■ **Record excerpts**:
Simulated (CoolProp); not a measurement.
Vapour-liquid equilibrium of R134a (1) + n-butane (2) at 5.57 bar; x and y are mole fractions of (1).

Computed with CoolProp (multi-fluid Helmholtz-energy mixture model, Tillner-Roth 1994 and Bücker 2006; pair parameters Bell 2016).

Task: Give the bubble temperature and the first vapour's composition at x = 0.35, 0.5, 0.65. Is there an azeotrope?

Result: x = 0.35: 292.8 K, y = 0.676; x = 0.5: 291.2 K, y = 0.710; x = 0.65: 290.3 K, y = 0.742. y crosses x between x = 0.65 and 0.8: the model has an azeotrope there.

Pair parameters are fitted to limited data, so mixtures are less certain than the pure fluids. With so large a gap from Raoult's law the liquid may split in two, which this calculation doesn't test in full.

■ **Work order**:
Each line of the records should be repeated exactly as it stands.

■ **Exercise result**:
Simulated (CoolProp); not a measurement.
Vapour-liquid equilibrium of R134a (1) + n-butane (2) at 5.57 bar; x and y are mole fractions of (1).

Computed with CoolProp (multi-fluid Helmholtz-energy mixture model, Tillner-Roth 1994 and Bücker 2006; pair parameters Bell 2016).

Task: Give the bubble temperature and the first vapour's composition at x = 0.35, 0.5, 0.65. Is there an azeotrope?

Result: x = 0.35: 292.8 K, y = 0.676; x = 0.5: 291.2 K, y = 0.710; x = 0.65: 290.3 K, y = 0.742. y crosses x between x = 0.65 and 0.8: the model has an azeotrope there.

Pair parameters are fitted to limited data, so mixtures are less certain than the pure fluids. With so large a gap from Raoult's law the liquid may split in two, which this calculation doesn't test in full.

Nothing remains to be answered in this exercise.